> **Work order**
Your answer should be the lines below from the one with "Alike in all" to the one with "Caveats: some runs", both included, given again exactly and with nothing added.

*** Extracted entries Section Begins ***

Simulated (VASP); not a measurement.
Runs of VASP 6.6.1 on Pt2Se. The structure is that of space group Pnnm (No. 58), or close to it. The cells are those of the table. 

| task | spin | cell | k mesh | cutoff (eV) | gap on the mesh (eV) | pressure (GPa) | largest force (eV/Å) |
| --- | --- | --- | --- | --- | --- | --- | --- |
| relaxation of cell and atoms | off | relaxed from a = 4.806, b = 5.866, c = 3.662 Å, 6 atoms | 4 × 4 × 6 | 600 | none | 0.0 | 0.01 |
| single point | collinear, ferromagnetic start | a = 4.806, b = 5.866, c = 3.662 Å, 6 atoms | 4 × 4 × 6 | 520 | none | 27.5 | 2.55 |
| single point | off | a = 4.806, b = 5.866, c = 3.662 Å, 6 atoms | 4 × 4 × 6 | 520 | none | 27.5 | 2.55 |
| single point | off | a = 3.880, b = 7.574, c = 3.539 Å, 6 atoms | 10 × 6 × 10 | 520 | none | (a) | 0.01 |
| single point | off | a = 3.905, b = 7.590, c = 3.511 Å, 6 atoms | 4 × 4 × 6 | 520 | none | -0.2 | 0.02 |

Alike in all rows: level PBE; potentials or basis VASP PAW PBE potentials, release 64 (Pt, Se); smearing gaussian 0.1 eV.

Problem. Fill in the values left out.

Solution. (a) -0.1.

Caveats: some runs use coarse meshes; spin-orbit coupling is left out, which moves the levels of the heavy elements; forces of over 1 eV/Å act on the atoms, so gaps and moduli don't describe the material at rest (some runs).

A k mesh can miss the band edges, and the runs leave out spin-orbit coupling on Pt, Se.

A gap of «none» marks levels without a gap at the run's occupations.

*** Extracted entries Section Ends ***

> **Your response**
Alike in all rows: level PBE; potentials or basis VASP PAW PBE potentials, release 64 (Pt, Se); smearing gaussian 0.1 eV.

Problem. Fill in the values left out.

Solution. (a) -0.1.

Caveats: some runs use coarse meshes; spin-orbit coupling is left out, which moves the levels of the heavy elements; forces of over 1 eV/Å act on the atoms, so gaps and moduli don't describe the material at rest (some runs).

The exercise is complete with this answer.